Transcribe the listing from its top line through the line with "## Step 2: Single point, PBE". Keep it exact, both ends included, and add nothing.

++++ Entries supplied
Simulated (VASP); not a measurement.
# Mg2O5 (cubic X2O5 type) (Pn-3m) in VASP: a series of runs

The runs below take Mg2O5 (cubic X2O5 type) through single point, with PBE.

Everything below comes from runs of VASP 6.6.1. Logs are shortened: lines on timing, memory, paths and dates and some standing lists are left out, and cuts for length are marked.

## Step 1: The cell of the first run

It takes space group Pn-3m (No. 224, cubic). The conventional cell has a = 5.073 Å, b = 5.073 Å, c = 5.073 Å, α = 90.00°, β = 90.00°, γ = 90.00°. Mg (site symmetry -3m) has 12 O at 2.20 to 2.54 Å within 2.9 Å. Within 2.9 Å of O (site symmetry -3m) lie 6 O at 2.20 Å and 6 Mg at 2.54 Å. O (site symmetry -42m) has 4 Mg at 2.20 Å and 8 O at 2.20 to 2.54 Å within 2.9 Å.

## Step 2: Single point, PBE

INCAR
++++++++

Task response:
Simulated (VASP); not a measurement.
# Mg2O5 (cubic X2O5 type) (Pn-3m) in VASP: a series of runs

The runs below take Mg2O5 (cubic X2O5 type) through single point, with PBE.

Everything below comes from runs of VASP 6.6.1. Logs are shortened: lines on timing, memory, paths and dates and some standing lists are left out, and cuts for length are marked.

## Step 1: The cell of the first run

It takes space group Pn-3m (No. 224, cubic). The conventional cell has a = 5.073 Å, b = 5.073 Å, c = 5.073 Å, α = 90.00°, β = 90.00°, γ = 90.00°. Mg (site symmetry -3m) has 12 O at 2.20 to 2.54 Å within 2.9 Å. Within 2.9 Å of O (site symmetry -3m) lie 6 O at 2.20 Å and 6 Mg at 2.54 Å. O (site symmetry -42m) has 4 Mg at 2.20 Å and 8 O at 2.20 to 2.54 Å within 2.9 Å.

## Step 2: Single point, PBE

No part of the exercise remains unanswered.